Requirement: Beginning with the first line, transcribe the entries below exactly through the line containing "The geometry at", inclusive.

Dataset content:
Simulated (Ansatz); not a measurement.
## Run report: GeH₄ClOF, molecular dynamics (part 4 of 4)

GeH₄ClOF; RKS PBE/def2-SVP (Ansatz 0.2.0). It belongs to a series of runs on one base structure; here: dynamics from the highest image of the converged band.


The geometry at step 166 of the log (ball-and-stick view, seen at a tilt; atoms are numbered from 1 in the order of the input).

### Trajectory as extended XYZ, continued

Answer box:
Simulated (Ansatz); not a measurement.
## Run report: GeH₄ClOF, molecular dynamics (part 4 of 4)

GeH₄ClOF; RKS PBE/def2-SVP (Ansatz 0.2.0). It belongs to a series of runs on one base structure; here: dynamics from the highest image of the converged band.


The geometry at step 166 of the log (ball-and-stick view, seen at a tilt; atoms are numbered from 1 in the order of the input).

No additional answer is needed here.